Assigned task:
Each line of the listing needs to be given again exactly.

Given data:
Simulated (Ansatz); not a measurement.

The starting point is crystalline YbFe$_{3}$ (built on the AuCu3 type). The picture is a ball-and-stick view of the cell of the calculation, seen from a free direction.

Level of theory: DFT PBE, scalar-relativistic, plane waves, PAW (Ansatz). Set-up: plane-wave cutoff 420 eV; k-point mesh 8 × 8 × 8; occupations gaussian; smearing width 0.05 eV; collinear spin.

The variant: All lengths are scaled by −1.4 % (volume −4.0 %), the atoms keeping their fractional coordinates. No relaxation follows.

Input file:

Task solution:
Simulated (Ansatz); not a measurement.

The starting point is crystalline YbFe$_{3}$ (built on the AuCu3 type). The picture is a ball-and-stick view of the cell of the calculation, seen from a free direction.

Level of theory: DFT PBE, scalar-relativistic, plane waves, PAW (Ansatz). Set-up: plane-wave cutoff 420 eV; k-point mesh 8 × 8 × 8; occupations gaussian; smearing width 0.05 eV; collinear spin.

The variant: All lengths are scaled by −1.4 % (volume −4.0 %), the atoms keeping their fractional coordinates. No relaxation follows.

Input file:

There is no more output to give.